--

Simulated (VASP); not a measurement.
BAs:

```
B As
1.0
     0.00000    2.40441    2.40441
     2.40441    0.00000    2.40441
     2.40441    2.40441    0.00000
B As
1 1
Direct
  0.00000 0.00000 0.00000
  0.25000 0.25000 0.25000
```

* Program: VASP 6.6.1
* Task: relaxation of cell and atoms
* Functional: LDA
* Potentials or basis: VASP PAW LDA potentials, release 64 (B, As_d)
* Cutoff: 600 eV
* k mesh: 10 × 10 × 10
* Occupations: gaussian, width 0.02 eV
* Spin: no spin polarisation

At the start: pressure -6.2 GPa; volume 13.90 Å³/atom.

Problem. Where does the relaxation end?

--

• _Action item_: Give back the listing above exactly as written.

• _Answer space_:
Simulated (VASP); not a measurement.
BAs:

```
B As
1.0
     0.00000    2.40441    2.40441
     2.40441    0.00000    2.40441
     2.40441    2.40441    0.00000
B As
1 1
Direct
  0.00000 0.00000 0.00000
  0.25000 0.25000 0.25000
```

* Program: VASP 6.6.1
* Task: relaxation of cell and atoms
* Functional: LDA
* Potentials or basis: VASP PAW LDA potentials, release 64 (B, As_d)
* Cutoff: 600 eV
* k mesh: 10 × 10 × 10
* Occupations: gaussian, width 0.02 eV
* Spin: no spin polarisation

At the start: pressure -6.2 GPa; volume 13.90 Å³/atom.

Problem. Where does the relaxation end?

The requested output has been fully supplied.